■ DATA SECTION:
++++++

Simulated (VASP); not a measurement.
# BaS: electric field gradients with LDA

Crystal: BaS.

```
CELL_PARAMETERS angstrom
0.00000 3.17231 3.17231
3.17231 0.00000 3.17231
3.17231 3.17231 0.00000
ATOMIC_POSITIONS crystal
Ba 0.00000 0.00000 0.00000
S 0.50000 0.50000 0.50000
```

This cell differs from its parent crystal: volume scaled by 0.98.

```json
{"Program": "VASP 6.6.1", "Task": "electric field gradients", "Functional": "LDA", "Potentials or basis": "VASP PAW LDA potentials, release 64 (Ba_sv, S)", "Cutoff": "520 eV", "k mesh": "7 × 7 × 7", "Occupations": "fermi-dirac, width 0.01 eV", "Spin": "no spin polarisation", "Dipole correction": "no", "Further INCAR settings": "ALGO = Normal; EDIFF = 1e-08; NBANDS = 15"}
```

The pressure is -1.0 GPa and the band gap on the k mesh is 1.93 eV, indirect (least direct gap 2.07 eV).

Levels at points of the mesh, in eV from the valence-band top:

++++++

■ EXERCISE: Using the data above, reproduce exactly the lines from the line that contains "This cell differs" through the line that contains "The pressure is", including both.

■ TASK SOLUTION:
This cell differs from its parent crystal: volume scaled by 0.98.

```json
{"Program": "VASP 6.6.1", "Task": "electric field gradients", "Functional": "LDA", "Potentials or basis": "VASP PAW LDA potentials, release 64 (Ba_sv, S)", "Cutoff": "520 eV", "k mesh": "7 × 7 × 7", "Occupations": "fermi-dirac, width 0.01 eV", "Spin": "no spin polarisation", "Dipole correction": "no", "Further INCAR settings": "ALGO = Normal; EDIFF = 1e-08; NBANDS = 15"}
```

The pressure is -1.0 GPa and the band gap on the k mesh is 1.93 eV, indirect (least direct gap 2.07 eV).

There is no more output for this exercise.